» **Recorded information**:
◆ ◆ ◆

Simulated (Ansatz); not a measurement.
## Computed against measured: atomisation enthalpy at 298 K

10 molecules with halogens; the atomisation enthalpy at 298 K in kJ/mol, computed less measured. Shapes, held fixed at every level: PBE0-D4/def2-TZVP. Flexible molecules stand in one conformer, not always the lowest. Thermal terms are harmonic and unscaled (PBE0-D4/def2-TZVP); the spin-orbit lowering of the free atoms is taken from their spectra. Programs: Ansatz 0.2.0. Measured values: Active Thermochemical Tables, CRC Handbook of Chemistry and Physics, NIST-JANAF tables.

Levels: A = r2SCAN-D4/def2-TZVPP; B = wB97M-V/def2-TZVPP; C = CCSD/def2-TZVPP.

◆ ◆ ◆

» **Assigned task**:
Return only the lines between the one holding "## Computed against" and the one holding "10 molecules with", inclusive, exactly as they appear above.

» **Answer box**:
## Computed against measured: atomisation enthalpy at 298 K

10 molecules with halogens; the atomisation enthalpy at 298 K in kJ/mol, computed less measured. Shapes, held fixed at every level: PBE0-D4/def2-TZVP. Flexible molecules stand in one conformer, not always the lowest. Thermal terms are harmonic and unscaled (PBE0-D4/def2-TZVP); the spin-orbit lowering of the free atoms is taken from their spectra. Programs: Ansatz 0.2.0. Measured values: Active Thermochemical Tables, CRC Handbook of Chemistry and Physics, NIST-JANAF tables.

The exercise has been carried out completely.